ASSIGNMENT: Once the line containing "A bond curve" is found in the records below, return it and each following line exactly, up to and including the line containing "Solution. αe(Morse) = 6Be²/ωe", and nothing else.

++++ STORED DATA ++++
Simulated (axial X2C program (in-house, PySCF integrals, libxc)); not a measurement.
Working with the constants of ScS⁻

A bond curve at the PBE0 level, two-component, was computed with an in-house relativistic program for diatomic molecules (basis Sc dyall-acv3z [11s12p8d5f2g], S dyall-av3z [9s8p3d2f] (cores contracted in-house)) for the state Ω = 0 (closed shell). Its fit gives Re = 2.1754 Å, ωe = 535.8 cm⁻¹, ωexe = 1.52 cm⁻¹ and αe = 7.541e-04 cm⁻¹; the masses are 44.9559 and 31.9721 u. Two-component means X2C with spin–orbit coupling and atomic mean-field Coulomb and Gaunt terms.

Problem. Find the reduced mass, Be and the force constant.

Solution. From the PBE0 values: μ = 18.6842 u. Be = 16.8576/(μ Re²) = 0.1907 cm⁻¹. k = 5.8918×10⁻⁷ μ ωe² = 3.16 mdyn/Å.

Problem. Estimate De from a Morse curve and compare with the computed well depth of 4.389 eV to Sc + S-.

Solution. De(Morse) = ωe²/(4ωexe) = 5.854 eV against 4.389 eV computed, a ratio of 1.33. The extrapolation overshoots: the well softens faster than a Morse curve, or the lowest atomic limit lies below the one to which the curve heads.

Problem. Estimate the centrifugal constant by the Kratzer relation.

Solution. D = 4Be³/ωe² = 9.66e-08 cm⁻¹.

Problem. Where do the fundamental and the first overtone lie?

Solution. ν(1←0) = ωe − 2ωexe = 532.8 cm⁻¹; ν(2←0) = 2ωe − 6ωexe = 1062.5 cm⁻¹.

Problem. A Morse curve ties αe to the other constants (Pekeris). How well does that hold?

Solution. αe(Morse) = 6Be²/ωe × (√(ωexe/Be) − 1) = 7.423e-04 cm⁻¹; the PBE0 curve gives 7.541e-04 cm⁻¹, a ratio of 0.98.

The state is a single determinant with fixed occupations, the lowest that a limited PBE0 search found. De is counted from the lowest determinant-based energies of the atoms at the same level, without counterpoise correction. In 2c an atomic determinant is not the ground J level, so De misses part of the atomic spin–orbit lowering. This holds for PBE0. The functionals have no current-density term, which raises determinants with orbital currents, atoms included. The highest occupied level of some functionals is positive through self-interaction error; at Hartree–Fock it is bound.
++++

WRITTEN SOLUTION:
A bond curve at the PBE0 level, two-component, was computed with an in-house relativistic program for diatomic molecules (basis Sc dyall-acv3z [11s12p8d5f2g], S dyall-av3z [9s8p3d2f] (cores contracted in-house)) for the state Ω = 0 (closed shell). Its fit gives Re = 2.1754 Å, ωe = 535.8 cm⁻¹, ωexe = 1.52 cm⁻¹ and αe = 7.541e-04 cm⁻¹; the masses are 44.9559 and 31.9721 u. Two-component means X2C with spin–orbit coupling and atomic mean-field Coulomb and Gaunt terms.

Problem. Find the reduced mass, Be and the force constant.

Solution. From the PBE0 values: μ = 18.6842 u. Be = 16.8576/(μ Re²) = 0.1907 cm⁻¹. k = 5.8918×10⁻⁷ μ ωe² = 3.16 mdyn/Å.

Problem. Estimate De from a Morse curve and compare with the computed well depth of 4.389 eV to Sc + S-.

Solution. De(Morse) = ωe²/(4ωexe) = 5.854 eV against 4.389 eV computed, a ratio of 1.33. The extrapolation overshoots: the well softens faster than a Morse curve, or the lowest atomic limit lies below the one to which the curve heads.

Problem. Estimate the centrifugal constant by the Kratzer relation.

Solution. D = 4Be³/ωe² = 9.66e-08 cm⁻¹.

Problem. Where do the fundamental and the first overtone lie?

Solution. ν(1←0) = ωe − 2ωexe = 532.8 cm⁻¹; ν(2←0) = 2ωe − 6ωexe = 1062.5 cm⁻¹.

Problem. A Morse curve ties αe to the other constants (Pekeris). How well does that hold?

Solution. αe(Morse) = 6Be²/ωe × (√(ωexe/Be) − 1) = 7.423e-04 cm⁻¹; the PBE0 curve gives 7.541e-04 cm⁻¹, a ratio of 0.98.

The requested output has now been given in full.